*EXERCISE*:
Restate the opening lines of the material below word for word, stopping after the line that contains "# Reproducing a".

*DATA EXCERPTS*:
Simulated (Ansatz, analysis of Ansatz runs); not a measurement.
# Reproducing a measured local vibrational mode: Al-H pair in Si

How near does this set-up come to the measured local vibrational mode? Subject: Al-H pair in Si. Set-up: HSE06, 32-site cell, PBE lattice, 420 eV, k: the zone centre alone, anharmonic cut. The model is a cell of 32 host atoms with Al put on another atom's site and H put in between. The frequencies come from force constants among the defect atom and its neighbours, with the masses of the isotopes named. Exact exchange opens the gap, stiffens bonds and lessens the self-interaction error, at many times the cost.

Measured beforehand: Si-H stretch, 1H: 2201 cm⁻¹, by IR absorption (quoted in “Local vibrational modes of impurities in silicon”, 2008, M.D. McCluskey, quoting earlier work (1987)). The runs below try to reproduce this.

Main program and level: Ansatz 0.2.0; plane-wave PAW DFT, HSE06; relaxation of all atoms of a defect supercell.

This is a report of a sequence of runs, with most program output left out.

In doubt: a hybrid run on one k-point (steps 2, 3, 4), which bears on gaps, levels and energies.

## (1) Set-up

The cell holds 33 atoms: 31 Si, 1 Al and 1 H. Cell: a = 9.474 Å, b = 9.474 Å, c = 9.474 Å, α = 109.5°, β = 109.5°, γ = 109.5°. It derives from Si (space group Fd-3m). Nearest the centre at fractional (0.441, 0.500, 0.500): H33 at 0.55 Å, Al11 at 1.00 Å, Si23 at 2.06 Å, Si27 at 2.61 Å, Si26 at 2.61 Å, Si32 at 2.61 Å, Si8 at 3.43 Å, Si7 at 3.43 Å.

*RESULT*:
Simulated (Ansatz, analysis of Ansatz runs); not a measurement.
# Reproducing a measured local vibrational mode: Al-H pair in Si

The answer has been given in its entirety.